From the line containing "(1) What does it give for the largest force?" down to the line containing "(3) 10.1 GPa." in the records below, reproduce every line exactly, ends included, and omit all others.

● ● ●
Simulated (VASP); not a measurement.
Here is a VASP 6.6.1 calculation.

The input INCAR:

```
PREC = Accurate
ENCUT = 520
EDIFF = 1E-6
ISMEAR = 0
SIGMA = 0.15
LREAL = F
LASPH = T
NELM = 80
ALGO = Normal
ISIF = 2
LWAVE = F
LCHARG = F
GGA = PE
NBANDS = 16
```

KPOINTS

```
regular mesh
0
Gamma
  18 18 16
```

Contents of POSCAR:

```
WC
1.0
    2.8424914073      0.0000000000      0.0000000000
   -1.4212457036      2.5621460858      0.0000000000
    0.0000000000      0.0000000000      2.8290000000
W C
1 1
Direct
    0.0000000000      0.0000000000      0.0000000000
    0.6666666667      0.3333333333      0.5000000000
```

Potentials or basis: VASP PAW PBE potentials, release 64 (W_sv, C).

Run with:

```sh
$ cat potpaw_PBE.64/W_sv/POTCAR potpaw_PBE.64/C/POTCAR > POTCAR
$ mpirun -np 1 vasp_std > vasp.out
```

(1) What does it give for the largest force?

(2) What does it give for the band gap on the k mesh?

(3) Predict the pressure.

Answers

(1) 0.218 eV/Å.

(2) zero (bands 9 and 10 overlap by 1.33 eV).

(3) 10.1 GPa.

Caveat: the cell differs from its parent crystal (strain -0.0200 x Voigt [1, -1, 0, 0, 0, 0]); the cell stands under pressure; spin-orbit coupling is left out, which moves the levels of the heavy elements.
● ● ●

**Response:**
(1) What does it give for the largest force?

(2) What does it give for the band gap on the k mesh?

(3) Predict the pressure.

Answers

(1) 0.218 eV/Å.

(2) zero (bands 9 and 10 overlap by 1.33 eV).

(3) 10.1 GPa.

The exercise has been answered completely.